__Exercise__
Take the lines below beginning at the line that has "value | unit |" and stopping after the line that has "T_c | 500 | K |", and print them exactly as they are, with no other lines.

__Listed entries__
········

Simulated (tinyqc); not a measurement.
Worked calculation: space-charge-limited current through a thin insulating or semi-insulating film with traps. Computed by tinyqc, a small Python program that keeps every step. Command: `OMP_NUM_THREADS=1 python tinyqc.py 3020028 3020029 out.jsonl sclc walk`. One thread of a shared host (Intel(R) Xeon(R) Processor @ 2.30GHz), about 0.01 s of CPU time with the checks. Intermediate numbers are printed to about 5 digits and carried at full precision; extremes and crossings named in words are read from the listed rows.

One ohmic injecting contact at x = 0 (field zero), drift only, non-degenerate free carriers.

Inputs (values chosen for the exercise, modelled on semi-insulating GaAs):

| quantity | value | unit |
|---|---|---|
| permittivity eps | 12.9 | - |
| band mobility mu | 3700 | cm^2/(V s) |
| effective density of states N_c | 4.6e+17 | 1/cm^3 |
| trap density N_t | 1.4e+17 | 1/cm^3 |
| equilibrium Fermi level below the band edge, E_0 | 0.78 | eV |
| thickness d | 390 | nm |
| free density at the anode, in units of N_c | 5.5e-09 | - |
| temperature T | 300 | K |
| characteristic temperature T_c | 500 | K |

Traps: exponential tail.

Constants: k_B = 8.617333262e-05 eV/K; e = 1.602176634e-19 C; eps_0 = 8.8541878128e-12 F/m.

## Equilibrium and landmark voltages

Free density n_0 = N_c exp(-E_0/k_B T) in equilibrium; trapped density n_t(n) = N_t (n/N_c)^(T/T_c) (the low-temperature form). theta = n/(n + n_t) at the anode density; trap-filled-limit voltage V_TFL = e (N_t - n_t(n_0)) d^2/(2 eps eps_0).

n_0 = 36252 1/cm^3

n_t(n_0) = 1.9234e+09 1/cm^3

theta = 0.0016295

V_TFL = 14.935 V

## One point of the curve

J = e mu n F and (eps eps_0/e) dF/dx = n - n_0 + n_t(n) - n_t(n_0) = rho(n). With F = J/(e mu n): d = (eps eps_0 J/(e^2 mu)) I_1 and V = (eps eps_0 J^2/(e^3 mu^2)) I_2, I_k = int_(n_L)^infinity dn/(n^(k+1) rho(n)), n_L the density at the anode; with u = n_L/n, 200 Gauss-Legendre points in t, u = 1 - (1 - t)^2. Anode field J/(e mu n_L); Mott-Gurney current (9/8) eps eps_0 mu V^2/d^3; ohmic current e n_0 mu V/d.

········

__Task output__
| quantity | value | unit |
|---|---|---|
| permittivity eps | 12.9 | - |
| band mobility mu | 3700 | cm^2/(V s) |
| effective density of states N_c | 4.6e+17 | 1/cm^3 |
| trap density N_t | 1.4e+17 | 1/cm^3 |
| equilibrium Fermi level below the band edge, E_0 | 0.78 | eV |
| thickness d | 390 | nm |
| free density at the anode, in units of N_c | 5.5e-09 | - |
| temperature T | 300 | K |
| characteristic temperature T_c | 500 | K |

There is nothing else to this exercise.